RECORD EXCERPTS
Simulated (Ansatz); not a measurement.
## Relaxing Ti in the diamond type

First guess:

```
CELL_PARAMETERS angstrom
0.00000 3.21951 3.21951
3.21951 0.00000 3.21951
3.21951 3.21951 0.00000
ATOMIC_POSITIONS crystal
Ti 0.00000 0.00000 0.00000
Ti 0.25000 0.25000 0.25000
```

ACTION ITEM
Your task is to restate all of the records above word for word.

ANSWER SECTION
Simulated (Ansatz); not a measurement.
## Relaxing Ti in the diamond type

First guess:

```
CELL_PARAMETERS angstrom
0.00000 3.21951 3.21951
3.21951 0.00000 3.21951
3.21951 3.21951 0.00000
ATOMIC_POSITIONS crystal
Ti 0.00000 0.00000 0.00000
Ti 0.25000 0.25000 0.25000
```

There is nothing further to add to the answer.